━━━ DATASET RECORDS

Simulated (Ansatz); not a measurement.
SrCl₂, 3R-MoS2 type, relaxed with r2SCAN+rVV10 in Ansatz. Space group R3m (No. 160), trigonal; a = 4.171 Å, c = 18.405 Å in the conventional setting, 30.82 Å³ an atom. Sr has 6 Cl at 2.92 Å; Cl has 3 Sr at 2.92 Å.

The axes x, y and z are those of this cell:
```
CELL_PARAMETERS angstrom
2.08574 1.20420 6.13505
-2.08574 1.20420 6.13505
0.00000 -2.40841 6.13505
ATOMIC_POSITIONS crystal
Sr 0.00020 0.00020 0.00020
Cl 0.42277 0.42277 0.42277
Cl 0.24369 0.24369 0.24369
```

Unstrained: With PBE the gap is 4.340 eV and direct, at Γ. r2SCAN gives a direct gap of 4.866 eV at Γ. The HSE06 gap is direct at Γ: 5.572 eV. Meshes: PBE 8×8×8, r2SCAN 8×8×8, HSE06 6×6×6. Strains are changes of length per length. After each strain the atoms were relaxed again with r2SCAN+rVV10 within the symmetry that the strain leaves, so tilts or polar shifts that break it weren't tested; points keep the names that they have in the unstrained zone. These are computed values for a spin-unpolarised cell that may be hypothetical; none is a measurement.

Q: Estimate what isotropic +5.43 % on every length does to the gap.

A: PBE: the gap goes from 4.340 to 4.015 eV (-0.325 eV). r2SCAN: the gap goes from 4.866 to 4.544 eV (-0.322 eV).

━━━━━━

REQUIRED ACTION: Starting with the first line of the records, repeat every line up to and including the one containing "Q: Estimate what", and nothing else.

REPLY:
Simulated (Ansatz); not a measurement.
SrCl₂, 3R-MoS2 type, relaxed with r2SCAN+rVV10 in Ansatz. Space group R3m (No. 160), trigonal; a = 4.171 Å, c = 18.405 Å in the conventional setting, 30.82 Å³ an atom. Sr has 6 Cl at 2.92 Å; Cl has 3 Sr at 2.92 Å.

The axes x, y and z are those of this cell:
```
CELL_PARAMETERS angstrom
2.08574 1.20420 6.13505
-2.08574 1.20420 6.13505
0.00000 -2.40841 6.13505
ATOMIC_POSITIONS crystal
Sr 0.00020 0.00020 0.00020
Cl 0.42277 0.42277 0.42277
Cl 0.24369 0.24369 0.24369
```

Unstrained: With PBE the gap is 4.340 eV and direct, at Γ. r2SCAN gives a direct gap of 4.866 eV at Γ. The HSE06 gap is direct at Γ: 5.572 eV. Meshes: PBE 8×8×8, r2SCAN 8×8×8, HSE06 6×6×6. Strains are changes of length per length. After each strain the atoms were relaxed again with r2SCAN+rVV10 within the symmetry that the strain leaves, so tilts or polar shifts that break it weren't tested; points keep the names that they have in the unstrained zone. These are computed values for a spin-unpolarised cell that may be hypothetical; none is a measurement.

Q: Estimate what isotropic +5.43 % on every length does to the gap.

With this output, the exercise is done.